ACTION ITEM:
Every line of the material must be written out again unchanged.

++++++

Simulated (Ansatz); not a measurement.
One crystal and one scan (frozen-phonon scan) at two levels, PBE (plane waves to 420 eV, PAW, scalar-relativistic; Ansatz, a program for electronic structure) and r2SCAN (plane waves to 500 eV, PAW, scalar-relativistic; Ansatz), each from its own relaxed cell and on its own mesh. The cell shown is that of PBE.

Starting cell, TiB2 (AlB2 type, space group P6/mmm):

++++++

ANSWER BOX:
Simulated (Ansatz); not a measurement.
One crystal and one scan (frozen-phonon scan) at two levels, PBE (plane waves to 420 eV, PAW, scalar-relativistic; Ansatz, a program for electronic structure) and r2SCAN (plane waves to 500 eV, PAW, scalar-relativistic; Ansatz), each from its own relaxed cell and on its own mesh. The cell shown is that of PBE.

Starting cell, TiB2 (AlB2 type, space group P6/mmm):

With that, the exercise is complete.